Activity
Only one stretch of the data below is needed. Output the lines from the one with "Quick runs, as" up to and including the one with "Energies are extrapolated", exactly as they stand.

Given records
──────────────────────────────

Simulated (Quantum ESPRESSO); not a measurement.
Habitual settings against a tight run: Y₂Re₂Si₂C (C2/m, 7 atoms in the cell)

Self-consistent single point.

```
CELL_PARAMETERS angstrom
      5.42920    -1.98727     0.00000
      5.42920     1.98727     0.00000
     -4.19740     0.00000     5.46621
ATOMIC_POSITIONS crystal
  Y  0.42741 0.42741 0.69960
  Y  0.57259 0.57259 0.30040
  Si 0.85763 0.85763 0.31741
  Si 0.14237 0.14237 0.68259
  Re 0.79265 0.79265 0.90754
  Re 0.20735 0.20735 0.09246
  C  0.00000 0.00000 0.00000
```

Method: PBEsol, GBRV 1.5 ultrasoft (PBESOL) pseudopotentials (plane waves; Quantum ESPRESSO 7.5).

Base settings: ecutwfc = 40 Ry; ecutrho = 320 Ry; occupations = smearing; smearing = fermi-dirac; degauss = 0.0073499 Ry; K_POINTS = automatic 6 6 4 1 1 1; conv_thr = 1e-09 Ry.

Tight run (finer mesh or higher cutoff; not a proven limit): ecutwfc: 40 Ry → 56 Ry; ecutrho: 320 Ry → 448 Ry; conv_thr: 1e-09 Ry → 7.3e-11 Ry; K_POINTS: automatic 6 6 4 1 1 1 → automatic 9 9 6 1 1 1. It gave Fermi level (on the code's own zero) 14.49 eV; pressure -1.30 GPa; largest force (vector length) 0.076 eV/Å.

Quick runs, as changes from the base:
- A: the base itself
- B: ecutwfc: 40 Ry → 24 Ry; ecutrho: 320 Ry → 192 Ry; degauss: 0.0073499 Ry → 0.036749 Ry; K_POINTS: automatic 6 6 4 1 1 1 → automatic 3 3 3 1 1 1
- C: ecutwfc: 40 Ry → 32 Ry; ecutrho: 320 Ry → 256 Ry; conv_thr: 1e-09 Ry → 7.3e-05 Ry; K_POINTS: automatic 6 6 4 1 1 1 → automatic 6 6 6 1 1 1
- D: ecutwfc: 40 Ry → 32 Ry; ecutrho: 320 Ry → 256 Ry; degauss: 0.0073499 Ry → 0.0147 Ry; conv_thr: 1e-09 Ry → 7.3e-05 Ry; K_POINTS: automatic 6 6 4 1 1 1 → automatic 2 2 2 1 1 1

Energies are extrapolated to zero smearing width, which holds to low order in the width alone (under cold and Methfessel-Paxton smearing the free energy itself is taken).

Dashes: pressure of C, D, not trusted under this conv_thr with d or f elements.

──────────────────────────────

Task response
Quick runs, as changes from the base:
- A: the base itself
- B: ecutwfc: 40 Ry → 24 Ry; ecutrho: 320 Ry → 192 Ry; degauss: 0.0073499 Ry → 0.036749 Ry; K_POINTS: automatic 6 6 4 1 1 1 → automatic 3 3 3 1 1 1
- C: ecutwfc: 40 Ry → 32 Ry; ecutrho: 320 Ry → 256 Ry; conv_thr: 1e-09 Ry → 7.3e-05 Ry; K_POINTS: automatic 6 6 4 1 1 1 → automatic 6 6 6 1 1 1
- D: ecutwfc: 40 Ry → 32 Ry; ecutrho: 320 Ry → 256 Ry; degauss: 0.0073499 Ry → 0.0147 Ry; conv_thr: 1e-09 Ry → 7.3e-05 Ry; K_POINTS: automatic 6 6 4 1 1 1 → automatic 2 2 2 1 1 1

Energies are extrapolated to zero smearing width, which holds to low order in the width alone (under cold and Methfessel-Paxton smearing the free energy itself is taken).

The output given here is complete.